== Stored data
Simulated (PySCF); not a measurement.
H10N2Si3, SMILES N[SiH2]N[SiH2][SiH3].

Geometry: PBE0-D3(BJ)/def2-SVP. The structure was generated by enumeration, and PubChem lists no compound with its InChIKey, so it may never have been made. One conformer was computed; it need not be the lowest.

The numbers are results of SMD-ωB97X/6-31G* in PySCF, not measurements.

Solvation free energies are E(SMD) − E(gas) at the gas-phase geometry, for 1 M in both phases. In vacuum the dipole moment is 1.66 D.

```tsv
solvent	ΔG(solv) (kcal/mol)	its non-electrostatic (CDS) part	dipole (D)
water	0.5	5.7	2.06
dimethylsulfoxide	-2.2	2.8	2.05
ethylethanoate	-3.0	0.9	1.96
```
====

Work instruction.
Every line from the start of the material above through the line that contains "Geometry: PBE0-D3(BJ)/def2-SVP. The" must be written out exactly, with both ends included.

Your response.
Simulated (PySCF); not a measurement.
H10N2Si3, SMILES N[SiH2]N[SiH2][SiH3].

Geometry: PBE0-D3(BJ)/def2-SVP. The structure was generated by enumeration, and PubChem lists no compound with its InChIKey, so it may never have been made. One conformer was computed; it need not be the lowest.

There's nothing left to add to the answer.